##### RECORD SET #####
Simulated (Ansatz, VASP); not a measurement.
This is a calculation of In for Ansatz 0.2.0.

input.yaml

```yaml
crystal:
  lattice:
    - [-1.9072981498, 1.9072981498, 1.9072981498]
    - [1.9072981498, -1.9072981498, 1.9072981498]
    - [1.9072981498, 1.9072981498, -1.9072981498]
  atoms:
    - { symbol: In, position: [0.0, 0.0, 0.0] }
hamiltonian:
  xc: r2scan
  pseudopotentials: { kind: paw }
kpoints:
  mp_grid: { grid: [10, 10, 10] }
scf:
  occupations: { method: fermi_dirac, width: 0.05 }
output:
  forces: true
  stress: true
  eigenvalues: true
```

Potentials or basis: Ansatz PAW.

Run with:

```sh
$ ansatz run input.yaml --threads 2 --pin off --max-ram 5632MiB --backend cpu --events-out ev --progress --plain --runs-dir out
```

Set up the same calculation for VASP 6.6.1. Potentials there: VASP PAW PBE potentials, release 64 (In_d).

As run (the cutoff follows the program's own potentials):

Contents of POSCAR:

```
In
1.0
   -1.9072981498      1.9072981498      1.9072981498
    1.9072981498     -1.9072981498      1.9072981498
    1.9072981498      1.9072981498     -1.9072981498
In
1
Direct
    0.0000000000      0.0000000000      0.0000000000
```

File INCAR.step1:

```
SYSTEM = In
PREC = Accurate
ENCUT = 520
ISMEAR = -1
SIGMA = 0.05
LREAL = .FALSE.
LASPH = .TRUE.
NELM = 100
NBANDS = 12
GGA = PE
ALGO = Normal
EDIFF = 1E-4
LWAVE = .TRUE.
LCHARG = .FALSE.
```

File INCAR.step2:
#####

REQUIRED ACTION:
Write the entries out again, exactly and completely.

EXERCISE OUTPUT:
Simulated (Ansatz, VASP); not a measurement.
This is a calculation of In for Ansatz 0.2.0.

input.yaml

```yaml
crystal:
  lattice:
    - [-1.9072981498, 1.9072981498, 1.9072981498]
    - [1.9072981498, -1.9072981498, 1.9072981498]
    - [1.9072981498, 1.9072981498, -1.9072981498]
  atoms:
    - { symbol: In, position: [0.0, 0.0, 0.0] }
hamiltonian:
  xc: r2scan
  pseudopotentials: { kind: paw }
kpoints:
  mp_grid: { grid: [10, 10, 10] }
scf:
  occupations: { method: fermi_dirac, width: 0.05 }
output:
  forces: true
  stress: true
  eigenvalues: true
```

Potentials or basis: Ansatz PAW.

Run with:

```sh
$ ansatz run input.yaml --threads 2 --pin off --max-ram 5632MiB --backend cpu --events-out ev --progress --plain --runs-dir out
```

Set up the same calculation for VASP 6.6.1. Potentials there: VASP PAW PBE potentials, release 64 (In_d).

As run (the cutoff follows the program's own potentials):

Contents of POSCAR:

```
In
1.0
   -1.9072981498      1.9072981498      1.9072981498
    1.9072981498     -1.9072981498      1.9072981498
    1.9072981498      1.9072981498     -1.9072981498
In
1
Direct
    0.0000000000      0.0000000000      0.0000000000
```

File INCAR.step1:

```
SYSTEM = In
PREC = Accurate
ENCUT = 520
ISMEAR = -1
SIGMA = 0.05
LREAL = .FALSE.
LASPH = .TRUE.
NELM = 100
NBANDS = 12
GGA = PE
ALGO = Normal
EDIFF = 1E-4
LWAVE = .TRUE.
LCHARG = .FALSE.
```

File INCAR.step2:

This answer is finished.